Please write out all of the records below exactly as they appear.

# Dataset entries
++++++++++

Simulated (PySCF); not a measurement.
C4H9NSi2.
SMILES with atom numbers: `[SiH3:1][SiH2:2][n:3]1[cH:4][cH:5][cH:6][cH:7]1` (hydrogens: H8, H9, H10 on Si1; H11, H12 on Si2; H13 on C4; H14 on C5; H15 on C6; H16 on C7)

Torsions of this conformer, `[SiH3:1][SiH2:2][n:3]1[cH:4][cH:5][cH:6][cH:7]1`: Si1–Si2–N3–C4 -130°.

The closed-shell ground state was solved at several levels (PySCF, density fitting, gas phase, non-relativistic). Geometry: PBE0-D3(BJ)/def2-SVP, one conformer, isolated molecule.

++++++++++

# Written solution
Simulated (PySCF); not a measurement.
C4H9NSi2.
SMILES with atom numbers: `[SiH3:1][SiH2:2][n:3]1[cH:4][cH:5][cH:6][cH:7]1` (hydrogens: H8, H9, H10 on Si1; H11, H12 on Si2; H13 on C4; H14 on C5; H15 on C6; H16 on C7)

Torsions of this conformer, `[SiH3:1][SiH2:2][n:3]1[cH:4][cH:5][cH:6][cH:7]1`: Si1–Si2–N3–C4 -130°.

The closed-shell ground state was solved at several levels (PySCF, density fitting, gas phase, non-relativistic). Geometry: PBE0-D3(BJ)/def2-SVP, one conformer, isolated molecule.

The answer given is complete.